* Assignment: Among the entries below, please repeat exactly and only the lines from the line containing "- Potentials or" to the line containing "The run is repeated", both lines included.

=== Study material ===

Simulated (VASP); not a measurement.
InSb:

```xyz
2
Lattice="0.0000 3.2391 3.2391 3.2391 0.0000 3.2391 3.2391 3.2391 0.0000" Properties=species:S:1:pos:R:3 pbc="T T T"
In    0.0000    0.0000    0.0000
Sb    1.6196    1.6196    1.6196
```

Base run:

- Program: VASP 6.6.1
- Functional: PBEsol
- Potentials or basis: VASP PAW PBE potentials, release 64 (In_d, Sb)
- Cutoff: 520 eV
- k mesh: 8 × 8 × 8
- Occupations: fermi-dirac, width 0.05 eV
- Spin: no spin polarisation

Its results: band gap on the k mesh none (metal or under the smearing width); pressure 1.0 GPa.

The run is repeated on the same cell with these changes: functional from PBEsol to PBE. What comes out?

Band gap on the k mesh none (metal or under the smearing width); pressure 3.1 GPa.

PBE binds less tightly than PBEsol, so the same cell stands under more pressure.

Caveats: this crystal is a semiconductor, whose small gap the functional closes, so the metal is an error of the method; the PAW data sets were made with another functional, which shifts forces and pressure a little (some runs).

===

* Reply:
- Potentials or basis: VASP PAW PBE potentials, release 64 (In_d, Sb)
- Cutoff: 520 eV
- k mesh: 8 × 8 × 8
- Occupations: fermi-dirac, width 0.05 eV
- Spin: no spin polarisation

Its results: band gap on the k mesh none (metal or under the smearing width); pressure 1.0 GPa.

The run is repeated on the same cell with these changes: functional from PBEsol to PBE. What comes out?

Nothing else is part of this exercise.